WORK ORDER.
Exactly the lines starting at the line containing "Model: ion-association model, wateq4f.dat, run" and ending at the line containing "Result: pH 5.00." are to be written out from the listing below, both included.

..............................

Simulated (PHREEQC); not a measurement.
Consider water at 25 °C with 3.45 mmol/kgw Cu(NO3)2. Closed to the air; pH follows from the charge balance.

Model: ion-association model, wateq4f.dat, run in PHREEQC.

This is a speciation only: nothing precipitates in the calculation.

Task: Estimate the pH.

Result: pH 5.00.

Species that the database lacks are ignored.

..............................

EXERCISE SOLUTION.
Model: ion-association model, wateq4f.dat, run in PHREEQC.

This is a speciation only: nothing precipitates in the calculation.

Task: Estimate the pH.

Result: pH 5.00.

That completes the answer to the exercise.